__________________________________________________

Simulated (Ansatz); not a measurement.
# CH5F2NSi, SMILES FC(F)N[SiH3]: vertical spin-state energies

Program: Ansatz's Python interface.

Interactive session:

__________________________________________________

◆ **ASSIGNED TASK**:
Repeat the data in its entirety, character for character.

◆ **EXPECTED ANSWER**:
Simulated (Ansatz); not a measurement.
# CH5F2NSi, SMILES FC(F)N[SiH3]: vertical spin-state energies

Program: Ansatz's Python interface.

Interactive session:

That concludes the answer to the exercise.